########

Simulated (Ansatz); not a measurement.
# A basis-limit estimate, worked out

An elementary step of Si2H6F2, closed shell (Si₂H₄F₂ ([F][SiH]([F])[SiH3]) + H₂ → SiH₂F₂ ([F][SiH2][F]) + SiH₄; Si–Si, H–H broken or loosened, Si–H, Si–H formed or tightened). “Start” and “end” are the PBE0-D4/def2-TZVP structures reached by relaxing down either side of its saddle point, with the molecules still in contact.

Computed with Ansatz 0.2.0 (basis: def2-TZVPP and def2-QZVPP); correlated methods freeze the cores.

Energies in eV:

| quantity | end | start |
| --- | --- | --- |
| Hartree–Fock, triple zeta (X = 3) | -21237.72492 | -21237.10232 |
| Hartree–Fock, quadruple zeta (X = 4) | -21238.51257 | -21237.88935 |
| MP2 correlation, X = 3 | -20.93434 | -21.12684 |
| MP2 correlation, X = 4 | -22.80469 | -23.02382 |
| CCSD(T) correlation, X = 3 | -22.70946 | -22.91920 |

########

_Activity_. Could you transcribe the whole listing above without any edits?

_Task solution_.
Simulated (Ansatz); not a measurement.
# A basis-limit estimate, worked out

An elementary step of Si2H6F2, closed shell (Si₂H₄F₂ ([F][SiH]([F])[SiH3]) + H₂ → SiH₂F₂ ([F][SiH2][F]) + SiH₄; Si–Si, H–H broken or loosened, Si–H, Si–H formed or tightened). “Start” and “end” are the PBE0-D4/def2-TZVP structures reached by relaxing down either side of its saddle point, with the molecules still in contact.

Computed with Ansatz 0.2.0 (basis: def2-TZVPP and def2-QZVPP); correlated methods freeze the cores.

Energies in eV:

| quantity | end | start |
| --- | --- | --- |
| Hartree–Fock, triple zeta (X = 3) | -21237.72492 | -21237.10232 |
| Hartree–Fock, quadruple zeta (X = 4) | -21238.51257 | -21237.88935 |
| MP2 correlation, X = 3 | -20.93434 | -21.12684 |
| MP2 correlation, X = 4 | -22.80469 | -23.02382 |
| CCSD(T) correlation, X = 3 | -22.70946 | -22.91920 |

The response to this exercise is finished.